→ Given information
=== Begin Enclosure ===
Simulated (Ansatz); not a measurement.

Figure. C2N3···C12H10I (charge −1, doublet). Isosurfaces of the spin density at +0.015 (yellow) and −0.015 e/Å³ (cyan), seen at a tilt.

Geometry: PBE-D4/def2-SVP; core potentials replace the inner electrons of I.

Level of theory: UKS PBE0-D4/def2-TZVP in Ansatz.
=== End Enclosure ===

→ Requirement
Reproduce word for word the material above, starting with the line that has "Figure. C2N3···C12H10I (charge" and stopping after the line that has "Geometry: PBE-D4/def2-SVP; core".

→ Task response
Figure. C2N3···C12H10I (charge −1, doublet). Isosurfaces of the spin density at +0.015 (yellow) and −0.015 e/Å³ (cyan), seen at a tilt.

Geometry: PBE-D4/def2-SVP; core potentials replace the inner electrons of I.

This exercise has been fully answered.